EXTRACTED ENTRIES below:

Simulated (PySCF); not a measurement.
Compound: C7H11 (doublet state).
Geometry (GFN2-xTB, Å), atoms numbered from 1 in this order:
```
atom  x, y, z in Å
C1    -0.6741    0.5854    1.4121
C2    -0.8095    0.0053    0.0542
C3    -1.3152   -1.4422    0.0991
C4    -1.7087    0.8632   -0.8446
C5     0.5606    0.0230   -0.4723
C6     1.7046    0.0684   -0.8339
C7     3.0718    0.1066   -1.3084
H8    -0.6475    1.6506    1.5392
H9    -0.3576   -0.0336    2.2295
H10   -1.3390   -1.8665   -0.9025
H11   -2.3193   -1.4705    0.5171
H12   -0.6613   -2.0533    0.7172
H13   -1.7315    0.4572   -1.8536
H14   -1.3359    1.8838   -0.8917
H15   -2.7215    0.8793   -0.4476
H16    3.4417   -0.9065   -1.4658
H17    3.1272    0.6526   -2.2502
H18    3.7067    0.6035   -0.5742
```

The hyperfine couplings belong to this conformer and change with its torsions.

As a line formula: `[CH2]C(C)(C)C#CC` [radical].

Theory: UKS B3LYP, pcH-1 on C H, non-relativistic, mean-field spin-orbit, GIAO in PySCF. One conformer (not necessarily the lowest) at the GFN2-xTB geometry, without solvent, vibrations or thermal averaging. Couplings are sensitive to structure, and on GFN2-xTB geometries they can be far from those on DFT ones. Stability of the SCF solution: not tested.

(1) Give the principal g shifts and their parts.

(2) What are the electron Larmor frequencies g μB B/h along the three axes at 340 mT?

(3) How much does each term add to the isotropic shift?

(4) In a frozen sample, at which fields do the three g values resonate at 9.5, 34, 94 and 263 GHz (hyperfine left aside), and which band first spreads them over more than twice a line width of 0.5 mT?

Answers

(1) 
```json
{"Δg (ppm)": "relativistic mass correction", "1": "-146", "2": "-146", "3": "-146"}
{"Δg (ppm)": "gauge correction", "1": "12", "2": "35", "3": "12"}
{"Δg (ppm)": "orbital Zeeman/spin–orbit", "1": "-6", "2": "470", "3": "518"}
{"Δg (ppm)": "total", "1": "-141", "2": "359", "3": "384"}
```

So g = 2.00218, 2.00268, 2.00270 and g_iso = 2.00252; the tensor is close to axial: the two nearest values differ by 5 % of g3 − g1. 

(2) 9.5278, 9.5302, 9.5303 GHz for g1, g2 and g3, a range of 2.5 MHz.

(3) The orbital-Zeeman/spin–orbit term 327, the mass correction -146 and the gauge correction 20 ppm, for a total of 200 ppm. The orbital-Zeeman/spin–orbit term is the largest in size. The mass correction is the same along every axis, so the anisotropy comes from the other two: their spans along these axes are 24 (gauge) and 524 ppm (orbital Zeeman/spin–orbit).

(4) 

End of EXTRACTED ENTRIES.

§ ASSIGNED TASK
Beginning with the first line above, could you copy every line exactly, up to and including the one with "(2) 9.5278, 9.5302, 9.5303"?

§ EXPECTED ANSWER
Simulated (PySCF); not a measurement.
Compound: C7H11 (doublet state).
Geometry (GFN2-xTB, Å), atoms numbered from 1 in this order:
```
atom  x, y, z in Å
C1    -0.6741    0.5854    1.4121
C2    -0.8095    0.0053    0.0542
C3    -1.3152   -1.4422    0.0991
C4    -1.7087    0.8632   -0.8446
C5     0.5606    0.0230   -0.4723
C6     1.7046    0.0684   -0.8339
C7     3.0718    0.1066   -1.3084
H8    -0.6475    1.6506    1.5392
H9    -0.3576   -0.0336    2.2295
H10   -1.3390   -1.8665   -0.9025
H11   -2.3193   -1.4705    0.5171
H12   -0.6613   -2.0533    0.7172
H13   -1.7315    0.4572   -1.8536
H14   -1.3359    1.8838   -0.8917
H15   -2.7215    0.8793   -0.4476
H16    3.4417   -0.9065   -1.4658
H17    3.1272    0.6526   -2.2502
H18    3.7067    0.6035   -0.5742
```

The hyperfine couplings belong to this conformer and change with its torsions.

As a line formula: `[CH2]C(C)(C)C#CC` [radical].

Theory: UKS B3LYP, pcH-1 on C H, non-relativistic, mean-field spin-orbit, GIAO in PySCF. One conformer (not necessarily the lowest) at the GFN2-xTB geometry, without solvent, vibrations or thermal averaging. Couplings are sensitive to structure, and on GFN2-xTB geometries they can be far from those on DFT ones. Stability of the SCF solution: not tested.

(1) Give the principal g shifts and their parts.

(2) What are the electron Larmor frequencies g μB B/h along the three axes at 340 mT?

(3) How much does each term add to the isotropic shift?

(4) In a frozen sample, at which fields do the three g values resonate at 9.5, 34, 94 and 263 GHz (hyperfine left aside), and which band first spreads them over more than twice a line width of 0.5 mT?

Answers

(1) 
```json
{"Δg (ppm)": "relativistic mass correction", "1": "-146", "2": "-146", "3": "-146"}
{"Δg (ppm)": "gauge correction", "1": "12", "2": "35", "3": "12"}
{"Δg (ppm)": "orbital Zeeman/spin–orbit", "1": "-6", "2": "470", "3": "518"}
{"Δg (ppm)": "total", "1": "-141", "2": "359", "3": "384"}
```

So g = 2.00218, 2.00268, 2.00270 and g_iso = 2.00252; the tensor is close to axial: the two nearest values differ by 5 % of g3 − g1. 

(2) 9.5278, 9.5302, 9.5303 GHz for g1, g2 and g3, a range of 2.5 MHz.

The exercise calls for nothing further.